Records shown:
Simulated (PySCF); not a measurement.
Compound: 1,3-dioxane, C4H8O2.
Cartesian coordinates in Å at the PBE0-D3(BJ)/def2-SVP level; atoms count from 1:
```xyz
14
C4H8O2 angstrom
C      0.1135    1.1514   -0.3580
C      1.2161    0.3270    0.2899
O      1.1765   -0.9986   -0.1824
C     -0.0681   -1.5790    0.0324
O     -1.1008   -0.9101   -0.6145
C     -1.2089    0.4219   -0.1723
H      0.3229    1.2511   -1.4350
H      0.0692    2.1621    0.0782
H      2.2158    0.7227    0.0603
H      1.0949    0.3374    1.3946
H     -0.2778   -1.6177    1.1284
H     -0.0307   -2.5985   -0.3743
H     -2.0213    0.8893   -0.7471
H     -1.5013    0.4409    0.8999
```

Required action: Restate each entry word for word.

Task answer:
Simulated (PySCF); not a measurement.
Compound: 1,3-dioxane, C4H8O2.
Cartesian coordinates in Å at the PBE0-D3(BJ)/def2-SVP level; atoms count from 1:
```xyz
14
C4H8O2 angstrom
C      0.1135    1.1514   -0.3580
C      1.2161    0.3270    0.2899
O      1.1765   -0.9986   -0.1824
C     -0.0681   -1.5790    0.0324
O     -1.1008   -0.9101   -0.6145
C     -1.2089    0.4219   -0.1723
H      0.3229    1.2511   -1.4350
H      0.0692    2.1621    0.0782
H      2.2158    0.7227    0.0603
H      1.0949    0.3374    1.3946
H     -0.2778   -1.6177    1.1284
H     -0.0307   -2.5985   -0.3743
H     -2.0213    0.8893   -0.7471
H     -1.5013    0.4409    0.8999
```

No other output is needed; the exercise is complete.